__Data under study__
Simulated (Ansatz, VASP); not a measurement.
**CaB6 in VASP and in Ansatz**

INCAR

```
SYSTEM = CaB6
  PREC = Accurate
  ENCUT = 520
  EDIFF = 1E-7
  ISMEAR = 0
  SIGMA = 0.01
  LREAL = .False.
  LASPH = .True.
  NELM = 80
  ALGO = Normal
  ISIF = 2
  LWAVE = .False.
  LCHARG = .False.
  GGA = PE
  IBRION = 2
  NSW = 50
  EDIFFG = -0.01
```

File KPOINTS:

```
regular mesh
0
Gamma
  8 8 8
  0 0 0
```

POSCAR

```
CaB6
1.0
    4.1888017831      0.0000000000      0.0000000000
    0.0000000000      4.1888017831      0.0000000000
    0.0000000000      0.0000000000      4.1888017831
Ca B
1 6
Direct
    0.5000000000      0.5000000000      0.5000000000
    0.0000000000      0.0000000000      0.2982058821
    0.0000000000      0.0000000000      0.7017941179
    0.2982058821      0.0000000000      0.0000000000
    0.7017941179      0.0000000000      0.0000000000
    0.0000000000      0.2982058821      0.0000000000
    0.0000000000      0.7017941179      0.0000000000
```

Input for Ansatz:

__Assignment__
Return each line above exactly.

__Answer section__
Simulated (Ansatz, VASP); not a measurement.
**CaB6 in VASP and in Ansatz**

INCAR

```
SYSTEM = CaB6
  PREC = Accurate
  ENCUT = 520
  EDIFF = 1E-7
  ISMEAR = 0
  SIGMA = 0.01
  LREAL = .False.
  LASPH = .True.
  NELM = 80
  ALGO = Normal
  ISIF = 2
  LWAVE = .False.
  LCHARG = .False.
  GGA = PE
  IBRION = 2
  NSW = 50
  EDIFFG = -0.01
```

File KPOINTS:

```
regular mesh
0
Gamma
  8 8 8
  0 0 0
```

POSCAR

```
CaB6
1.0
    4.1888017831      0.0000000000      0.0000000000
    0.0000000000      4.1888017831      0.0000000000
    0.0000000000      0.0000000000      4.1888017831
Ca B
1 6
Direct
    0.5000000000      0.5000000000      0.5000000000
    0.0000000000      0.0000000000      0.2982058821
    0.0000000000      0.0000000000      0.7017941179
    0.2982058821      0.0000000000      0.0000000000
    0.7017941179      0.0000000000      0.0000000000
    0.0000000000      0.2982058821      0.0000000000
    0.0000000000      0.7017941179      0.0000000000
```

Input for Ansatz:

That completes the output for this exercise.